++++

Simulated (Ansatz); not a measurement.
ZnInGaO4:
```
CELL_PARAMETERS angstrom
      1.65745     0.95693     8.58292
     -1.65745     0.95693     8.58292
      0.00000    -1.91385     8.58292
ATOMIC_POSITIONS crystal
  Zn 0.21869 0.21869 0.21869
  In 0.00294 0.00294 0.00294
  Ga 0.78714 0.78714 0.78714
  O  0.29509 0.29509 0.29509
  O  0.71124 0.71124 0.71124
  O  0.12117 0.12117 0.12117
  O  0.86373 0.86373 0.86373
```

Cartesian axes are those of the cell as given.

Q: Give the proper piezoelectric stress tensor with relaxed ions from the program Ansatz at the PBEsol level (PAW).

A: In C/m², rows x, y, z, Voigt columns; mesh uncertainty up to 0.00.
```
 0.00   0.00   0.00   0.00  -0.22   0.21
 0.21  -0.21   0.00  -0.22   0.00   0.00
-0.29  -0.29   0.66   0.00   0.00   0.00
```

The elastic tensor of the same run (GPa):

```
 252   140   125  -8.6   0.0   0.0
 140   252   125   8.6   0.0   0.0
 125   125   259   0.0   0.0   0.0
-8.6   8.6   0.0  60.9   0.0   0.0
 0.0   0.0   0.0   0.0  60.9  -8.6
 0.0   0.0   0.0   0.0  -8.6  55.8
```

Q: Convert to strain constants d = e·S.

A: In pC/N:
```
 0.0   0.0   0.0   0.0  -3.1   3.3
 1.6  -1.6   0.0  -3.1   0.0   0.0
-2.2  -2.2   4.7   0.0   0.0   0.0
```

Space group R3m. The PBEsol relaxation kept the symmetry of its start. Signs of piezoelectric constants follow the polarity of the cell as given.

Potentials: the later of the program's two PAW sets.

++++

**REQUIREMENT:** Beginning with the first line of the listing above, please write out every line exactly until you reach the line that contains "Q: Give the", and include that one too.

**ANSWER SECTION:**
Simulated (Ansatz); not a measurement.
ZnInGaO4:
```
CELL_PARAMETERS angstrom
      1.65745     0.95693     8.58292
     -1.65745     0.95693     8.58292
      0.00000    -1.91385     8.58292
ATOMIC_POSITIONS crystal
  Zn 0.21869 0.21869 0.21869
  In 0.00294 0.00294 0.00294
  Ga 0.78714 0.78714 0.78714
  O  0.29509 0.29509 0.29509
  O  0.71124 0.71124 0.71124
  O  0.12117 0.12117 0.12117
  O  0.86373 0.86373 0.86373
```

Cartesian axes are those of the cell as given.

Q: Give the proper piezoelectric stress tensor with relaxed ions from the program Ansatz at the PBEsol level (PAW).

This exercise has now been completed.